● WORK ORDER
Include in the output exactly the lines from the opening of the data through the line containing "These are static", and nothing more.

────────────────────

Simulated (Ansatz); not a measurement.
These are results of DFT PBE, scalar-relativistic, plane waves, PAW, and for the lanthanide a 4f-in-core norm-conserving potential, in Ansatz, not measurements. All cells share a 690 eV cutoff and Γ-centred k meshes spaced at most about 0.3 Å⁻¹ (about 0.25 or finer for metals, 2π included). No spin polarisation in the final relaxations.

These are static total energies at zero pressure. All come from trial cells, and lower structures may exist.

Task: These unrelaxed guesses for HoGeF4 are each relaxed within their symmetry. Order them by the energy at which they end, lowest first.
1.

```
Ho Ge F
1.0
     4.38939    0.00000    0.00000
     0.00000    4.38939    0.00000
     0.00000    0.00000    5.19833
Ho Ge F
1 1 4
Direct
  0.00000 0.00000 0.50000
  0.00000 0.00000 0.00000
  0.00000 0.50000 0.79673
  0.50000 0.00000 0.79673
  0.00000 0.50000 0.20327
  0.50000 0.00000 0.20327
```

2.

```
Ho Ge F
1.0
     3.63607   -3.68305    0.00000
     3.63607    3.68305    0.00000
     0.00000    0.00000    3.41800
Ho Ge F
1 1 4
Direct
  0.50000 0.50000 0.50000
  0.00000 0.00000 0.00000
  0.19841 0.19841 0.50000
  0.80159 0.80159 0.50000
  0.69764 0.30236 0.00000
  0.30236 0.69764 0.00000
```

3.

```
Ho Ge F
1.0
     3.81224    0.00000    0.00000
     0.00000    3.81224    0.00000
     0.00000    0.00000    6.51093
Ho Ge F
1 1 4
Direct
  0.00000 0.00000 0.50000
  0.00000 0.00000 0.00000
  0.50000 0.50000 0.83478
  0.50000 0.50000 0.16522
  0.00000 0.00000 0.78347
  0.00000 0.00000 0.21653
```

────────────────────

● RESPONSE AREA
Simulated (Ansatz); not a measurement.
These are results of DFT PBE, scalar-relativistic, plane waves, PAW, and for the lanthanide a 4f-in-core norm-conserving potential, in Ansatz, not measurements. All cells share a 690 eV cutoff and Γ-centred k meshes spaced at most about 0.3 Å⁻¹ (about 0.25 or finer for metals, 2π included). No spin polarisation in the final relaxations.

These are static total energies at zero pressure. All come from trial cells, and lower structures may exist.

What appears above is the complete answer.